——————

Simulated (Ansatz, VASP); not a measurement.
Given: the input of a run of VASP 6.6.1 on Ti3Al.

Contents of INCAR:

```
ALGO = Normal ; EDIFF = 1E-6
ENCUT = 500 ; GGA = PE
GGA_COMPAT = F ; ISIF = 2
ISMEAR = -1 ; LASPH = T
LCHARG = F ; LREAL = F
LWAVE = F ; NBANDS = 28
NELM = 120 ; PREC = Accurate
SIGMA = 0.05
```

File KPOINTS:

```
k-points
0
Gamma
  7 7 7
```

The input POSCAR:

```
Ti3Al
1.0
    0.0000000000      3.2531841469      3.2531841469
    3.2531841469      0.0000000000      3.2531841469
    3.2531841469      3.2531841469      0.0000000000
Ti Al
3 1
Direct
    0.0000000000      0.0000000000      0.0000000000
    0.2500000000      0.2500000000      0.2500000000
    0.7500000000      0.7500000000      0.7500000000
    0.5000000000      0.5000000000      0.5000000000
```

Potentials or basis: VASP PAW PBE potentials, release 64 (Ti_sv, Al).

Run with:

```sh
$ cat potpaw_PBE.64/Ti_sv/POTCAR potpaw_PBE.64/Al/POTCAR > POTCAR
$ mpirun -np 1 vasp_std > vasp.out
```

——————

The entries shown above must be restated word for word.

Simulated (Ansatz, VASP); not a measurement.
Given: the input of a run of VASP 6.6.1 on Ti3Al.

Contents of INCAR:

```
ALGO = Normal ; EDIFF = 1E-6
ENCUT = 500 ; GGA = PE
GGA_COMPAT = F ; ISIF = 2
ISMEAR = -1 ; LASPH = T
LCHARG = F ; LREAL = F
LWAVE = F ; NBANDS = 28
NELM = 120 ; PREC = Accurate
SIGMA = 0.05
```

File KPOINTS:

```
k-points
0
Gamma
  7 7 7
```

The input POSCAR:

```
Ti3Al
1.0
    0.0000000000      3.2531841469      3.2531841469
    3.2531841469      0.0000000000      3.2531841469
    3.2531841469      3.2531841469      0.0000000000
Ti Al
3 1
Direct
    0.0000000000      0.0000000000      0.0000000000
    0.2500000000      0.2500000000      0.2500000000
    0.7500000000      0.7500000000      0.7500000000
    0.5000000000      0.5000000000      0.5000000000
```

Potentials or basis: VASP PAW PBE potentials, release 64 (Ti_sv, Al).

Run with:

```sh
$ cat potpaw_PBE.64/Ti_sv/POTCAR potpaw_PBE.64/Al/POTCAR > POTCAR
$ mpirun -np 1 vasp_std > vasp.out
```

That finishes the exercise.